Restate the full set of records exactly, word for word.

━━ Supplied records ━━
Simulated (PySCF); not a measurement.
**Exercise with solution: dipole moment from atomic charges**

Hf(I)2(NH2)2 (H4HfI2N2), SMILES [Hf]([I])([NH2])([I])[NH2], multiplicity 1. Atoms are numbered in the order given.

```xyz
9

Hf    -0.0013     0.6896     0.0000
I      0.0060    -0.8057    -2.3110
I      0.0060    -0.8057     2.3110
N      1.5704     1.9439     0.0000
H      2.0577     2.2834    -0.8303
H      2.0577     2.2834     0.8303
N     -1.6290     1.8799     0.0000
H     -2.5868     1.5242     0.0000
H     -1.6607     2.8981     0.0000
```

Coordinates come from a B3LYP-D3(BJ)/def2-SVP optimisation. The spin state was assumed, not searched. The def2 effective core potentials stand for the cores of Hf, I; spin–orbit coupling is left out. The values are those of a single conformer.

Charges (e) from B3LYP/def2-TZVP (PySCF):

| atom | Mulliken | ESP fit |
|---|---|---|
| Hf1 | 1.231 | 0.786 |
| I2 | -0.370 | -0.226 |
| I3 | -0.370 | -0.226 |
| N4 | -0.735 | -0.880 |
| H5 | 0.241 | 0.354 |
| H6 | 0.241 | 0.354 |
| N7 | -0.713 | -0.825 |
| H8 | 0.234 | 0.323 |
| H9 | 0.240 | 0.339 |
━━━

§ Response box
Simulated (PySCF); not a measurement.
**Exercise with solution: dipole moment from atomic charges**

Hf(I)2(NH2)2 (H4HfI2N2), SMILES [Hf]([I])([NH2])([I])[NH2], multiplicity 1. Atoms are numbered in the order given.

```xyz
9

Hf    -0.0013     0.6896     0.0000
I      0.0060    -0.8057    -2.3110
I      0.0060    -0.8057     2.3110
N      1.5704     1.9439     0.0000
H      2.0577     2.2834    -0.8303
H      2.0577     2.2834     0.8303
N     -1.6290     1.8799     0.0000
H     -2.5868     1.5242     0.0000
H     -1.6607     2.8981     0.0000
```

Coordinates come from a B3LYP-D3(BJ)/def2-SVP optimisation. The spin state was assumed, not searched. The def2 effective core potentials stand for the cores of Hf, I; spin–orbit coupling is left out. The values are those of a single conformer.

Charges (e) from B3LYP/def2-TZVP (PySCF):

| atom | Mulliken | ESP fit |
|---|---|---|
| Hf1 | 1.231 | 0.786 |
| I2 | -0.370 | -0.226 |
| I3 | -0.370 | -0.226 |
| N4 | -0.735 | -0.880 |
| H5 | 0.241 | 0.354 |
| H6 | 0.241 | 0.354 |
| N7 | -0.713 | -0.825 |
| H8 | 0.234 | 0.323 |
| H9 | 0.240 | 0.339 |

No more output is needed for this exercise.